Would you please write out each entry that follows, exactly as written?

──────────────────────────────
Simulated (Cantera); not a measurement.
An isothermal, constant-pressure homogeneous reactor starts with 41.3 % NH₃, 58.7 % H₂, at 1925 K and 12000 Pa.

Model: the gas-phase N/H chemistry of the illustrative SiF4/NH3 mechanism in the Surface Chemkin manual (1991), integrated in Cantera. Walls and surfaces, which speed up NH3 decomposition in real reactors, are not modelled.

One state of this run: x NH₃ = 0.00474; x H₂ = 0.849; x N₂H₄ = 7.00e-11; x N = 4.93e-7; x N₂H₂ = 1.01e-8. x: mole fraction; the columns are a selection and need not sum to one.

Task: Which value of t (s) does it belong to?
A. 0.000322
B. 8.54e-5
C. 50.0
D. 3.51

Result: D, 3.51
──────────────────────────────

* **Your response**:
Simulated (Cantera); not a measurement.
An isothermal, constant-pressure homogeneous reactor starts with 41.3 % NH₃, 58.7 % H₂, at 1925 K and 12000 Pa.

Model: the gas-phase N/H chemistry of the illustrative SiF4/NH3 mechanism in the Surface Chemkin manual (1991), integrated in Cantera. Walls and surfaces, which speed up NH3 decomposition in real reactors, are not modelled.

One state of this run: x NH₃ = 0.00474; x H₂ = 0.849; x N₂H₄ = 7.00e-11; x N = 4.93e-7; x N₂H₂ = 1.01e-8. x: mole fraction; the columns are a selection and need not sum to one.

Task: Which value of t (s) does it belong to?
A. 0.000322
B. 8.54e-5
C. 50.0
D. 3.51

Result: D, 3.51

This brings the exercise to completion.